[WORK ORDER]: Please reproduce verbatim the lines below, from the first through the one with "Estimate the pressure.".

::::::::::

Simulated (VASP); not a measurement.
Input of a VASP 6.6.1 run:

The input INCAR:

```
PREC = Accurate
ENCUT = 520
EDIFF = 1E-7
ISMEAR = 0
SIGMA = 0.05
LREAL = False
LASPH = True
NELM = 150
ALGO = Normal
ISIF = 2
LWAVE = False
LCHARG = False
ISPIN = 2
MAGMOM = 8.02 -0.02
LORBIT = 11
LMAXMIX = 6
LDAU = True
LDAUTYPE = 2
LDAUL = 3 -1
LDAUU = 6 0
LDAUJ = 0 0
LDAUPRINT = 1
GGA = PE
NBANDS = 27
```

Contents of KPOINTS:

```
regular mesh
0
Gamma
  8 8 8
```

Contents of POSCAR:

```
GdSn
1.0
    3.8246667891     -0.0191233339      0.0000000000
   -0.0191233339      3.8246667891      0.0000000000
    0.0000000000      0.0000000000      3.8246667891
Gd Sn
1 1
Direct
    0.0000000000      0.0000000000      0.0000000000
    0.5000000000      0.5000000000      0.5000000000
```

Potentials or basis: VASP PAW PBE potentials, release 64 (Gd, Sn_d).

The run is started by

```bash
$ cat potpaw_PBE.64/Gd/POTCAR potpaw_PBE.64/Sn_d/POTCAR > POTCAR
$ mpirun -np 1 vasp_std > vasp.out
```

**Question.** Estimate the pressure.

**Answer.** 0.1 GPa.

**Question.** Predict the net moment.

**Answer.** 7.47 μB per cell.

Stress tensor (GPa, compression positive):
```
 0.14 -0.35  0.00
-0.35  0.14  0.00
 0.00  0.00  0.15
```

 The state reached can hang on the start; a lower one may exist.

::::::::::

[WRITTEN SOLUTION]:
Simulated (VASP); not a measurement.
Input of a VASP 6.6.1 run:

The input INCAR:

```
PREC = Accurate
ENCUT = 520
EDIFF = 1E-7
ISMEAR = 0
SIGMA = 0.05
LREAL = False
LASPH = True
NELM = 150
ALGO = Normal
ISIF = 2
LWAVE = False
LCHARG = False
ISPIN = 2
MAGMOM = 8.02 -0.02
LORBIT = 11
LMAXMIX = 6
LDAU = True
LDAUTYPE = 2
LDAUL = 3 -1
LDAUU = 6 0
LDAUJ = 0 0
LDAUPRINT = 1
GGA = PE
NBANDS = 27
```

Contents of KPOINTS:

```
regular mesh
0
Gamma
  8 8 8
```

Contents of POSCAR:

```
GdSn
1.0
    3.8246667891     -0.0191233339      0.0000000000
   -0.0191233339      3.8246667891      0.0000000000
    0.0000000000      0.0000000000      3.8246667891
Gd Sn
1 1
Direct
    0.0000000000      0.0000000000      0.0000000000
    0.5000000000      0.5000000000      0.5000000000
```

Potentials or basis: VASP PAW PBE potentials, release 64 (Gd, Sn_d).

The run is started by

```bash
$ cat potpaw_PBE.64/Gd/POTCAR potpaw_PBE.64/Sn_d/POTCAR > POTCAR
$ mpirun -np 1 vasp_std > vasp.out
```

**Question.** Estimate the pressure.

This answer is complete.